# BRIEF:
Read the data and repeat it in full, exactly.

Segment Open

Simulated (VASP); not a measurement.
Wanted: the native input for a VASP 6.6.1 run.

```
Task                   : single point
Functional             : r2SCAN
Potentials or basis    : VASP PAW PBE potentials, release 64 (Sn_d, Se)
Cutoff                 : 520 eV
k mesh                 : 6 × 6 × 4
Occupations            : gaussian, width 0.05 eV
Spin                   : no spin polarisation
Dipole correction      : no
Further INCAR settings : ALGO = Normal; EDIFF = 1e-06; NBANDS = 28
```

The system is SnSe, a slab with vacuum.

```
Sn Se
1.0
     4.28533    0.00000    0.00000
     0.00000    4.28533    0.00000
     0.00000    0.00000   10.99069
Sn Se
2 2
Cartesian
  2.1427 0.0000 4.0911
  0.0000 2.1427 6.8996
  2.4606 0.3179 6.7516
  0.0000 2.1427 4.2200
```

Segment Closed

# EXERCISE RESPONSE:
Simulated (VASP); not a measurement.
Wanted: the native input for a VASP 6.6.1 run.

```
Task                   : single point
Functional             : r2SCAN
Potentials or basis    : VASP PAW PBE potentials, release 64 (Sn_d, Se)
Cutoff                 : 520 eV
k mesh                 : 6 × 6 × 4
Occupations            : gaussian, width 0.05 eV
Spin                   : no spin polarisation
Dipole correction      : no
Further INCAR settings : ALGO = Normal; EDIFF = 1e-06; NBANDS = 28
```

The system is SnSe, a slab with vacuum.

```
Sn Se
1.0
     4.28533    0.00000    0.00000
     0.00000    4.28533    0.00000
     0.00000    0.00000   10.99069
Sn Se
2 2
Cartesian
  2.1427 0.0000 4.0911
  0.0000 2.1427 6.8996
  2.4606 0.3179 6.7516
  0.0000 2.1427 4.2200
```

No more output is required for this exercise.